__ASSIGNED TASK__.
Will you give the material below again, every line exactly as it is?

*** Opening DATA ***

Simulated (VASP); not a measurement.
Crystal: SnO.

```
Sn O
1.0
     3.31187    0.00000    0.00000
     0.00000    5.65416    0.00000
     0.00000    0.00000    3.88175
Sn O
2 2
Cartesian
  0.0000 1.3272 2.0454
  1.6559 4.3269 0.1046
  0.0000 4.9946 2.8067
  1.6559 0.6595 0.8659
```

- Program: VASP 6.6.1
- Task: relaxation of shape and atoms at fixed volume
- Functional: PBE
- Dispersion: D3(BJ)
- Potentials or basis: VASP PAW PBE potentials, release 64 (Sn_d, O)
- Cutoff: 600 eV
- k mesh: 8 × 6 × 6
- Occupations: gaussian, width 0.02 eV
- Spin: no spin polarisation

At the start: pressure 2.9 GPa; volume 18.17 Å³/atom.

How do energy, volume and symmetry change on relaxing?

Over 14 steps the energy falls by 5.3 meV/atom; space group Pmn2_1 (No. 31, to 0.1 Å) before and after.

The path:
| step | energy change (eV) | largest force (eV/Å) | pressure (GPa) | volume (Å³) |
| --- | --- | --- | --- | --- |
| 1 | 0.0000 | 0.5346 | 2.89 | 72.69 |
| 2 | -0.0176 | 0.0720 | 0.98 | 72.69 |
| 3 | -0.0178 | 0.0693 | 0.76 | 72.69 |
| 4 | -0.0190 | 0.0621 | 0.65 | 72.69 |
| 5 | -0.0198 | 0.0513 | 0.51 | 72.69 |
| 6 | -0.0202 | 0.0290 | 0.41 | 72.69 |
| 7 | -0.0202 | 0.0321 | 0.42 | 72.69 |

*** Closing DATA ***

__WORKED SOLUTION__.
Simulated (VASP); not a measurement.
Crystal: SnO.

```
Sn O
1.0
     3.31187    0.00000    0.00000
     0.00000    5.65416    0.00000
     0.00000    0.00000    3.88175
Sn O
2 2
Cartesian
  0.0000 1.3272 2.0454
  1.6559 4.3269 0.1046
  0.0000 4.9946 2.8067
  1.6559 0.6595 0.8659
```

- Program: VASP 6.6.1
- Task: relaxation of shape and atoms at fixed volume
- Functional: PBE
- Dispersion: D3(BJ)
- Potentials or basis: VASP PAW PBE potentials, release 64 (Sn_d, O)
- Cutoff: 600 eV
- k mesh: 8 × 6 × 6
- Occupations: gaussian, width 0.02 eV
- Spin: no spin polarisation

At the start: pressure 2.9 GPa; volume 18.17 Å³/atom.

How do energy, volume and symmetry change on relaxing?

Over 14 steps the energy falls by 5.3 meV/atom; space group Pmn2_1 (No. 31, to 0.1 Å) before and after.

The path:
| step | energy change (eV) | largest force (eV/Å) | pressure (GPa) | volume (Å³) |
| --- | --- | --- | --- | --- |
| 1 | 0.0000 | 0.5346 | 2.89 | 72.69 |
| 2 | -0.0176 | 0.0720 | 0.98 | 72.69 |
| 3 | -0.0178 | 0.0693 | 0.76 | 72.69 |
| 4 | -0.0190 | 0.0621 | 0.65 | 72.69 |
| 5 | -0.0198 | 0.0513 | 0.51 | 72.69 |
| 6 | -0.0202 | 0.0290 | 0.41 | 72.69 |
| 7 | -0.0202 | 0.0321 | 0.42 | 72.69 |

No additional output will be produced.